━━━━━━━━━━━━━━━━━━━━━━━━━━━━━━

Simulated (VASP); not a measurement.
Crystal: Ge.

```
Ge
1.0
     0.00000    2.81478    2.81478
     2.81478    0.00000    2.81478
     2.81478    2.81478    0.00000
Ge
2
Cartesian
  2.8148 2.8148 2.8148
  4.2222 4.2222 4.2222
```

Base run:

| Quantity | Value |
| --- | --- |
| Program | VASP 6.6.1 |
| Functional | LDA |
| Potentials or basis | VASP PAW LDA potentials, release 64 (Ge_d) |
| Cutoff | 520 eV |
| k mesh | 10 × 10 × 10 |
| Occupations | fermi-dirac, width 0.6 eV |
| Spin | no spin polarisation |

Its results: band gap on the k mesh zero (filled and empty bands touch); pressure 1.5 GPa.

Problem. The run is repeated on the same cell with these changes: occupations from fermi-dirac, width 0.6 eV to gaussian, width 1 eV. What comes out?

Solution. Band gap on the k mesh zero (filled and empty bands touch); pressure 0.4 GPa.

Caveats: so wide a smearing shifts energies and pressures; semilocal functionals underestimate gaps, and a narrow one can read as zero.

━━━━━━━━━━━━━━━━━━━━━━━━━━━━━━

**Assigned task:**
Lines from the start of the material through the line containing "Solution. Band gap" are wanted. Write them out exactly.

**Exercise response:**
Simulated (VASP); not a measurement.
Crystal: Ge.

```
Ge
1.0
     0.00000    2.81478    2.81478
     2.81478    0.00000    2.81478
     2.81478    2.81478    0.00000
Ge
2
Cartesian
  2.8148 2.8148 2.8148
  4.2222 4.2222 4.2222
```

Base run:

| Quantity | Value |
| --- | --- |
| Program | VASP 6.6.1 |
| Functional | LDA |
| Potentials or basis | VASP PAW LDA potentials, release 64 (Ge_d) |
| Cutoff | 520 eV |
| k mesh | 10 × 10 × 10 |
| Occupations | fermi-dirac, width 0.6 eV |
| Spin | no spin polarisation |

Its results: band gap on the k mesh zero (filled and empty bands touch); pressure 1.5 GPa.

Problem. The run is repeated on the same cell with these changes: occupations from fermi-dirac, width 0.6 eV to gaussian, width 1 eV. What comes out?

Solution. Band gap on the k mesh zero (filled and empty bands touch); pressure 0.4 GPa.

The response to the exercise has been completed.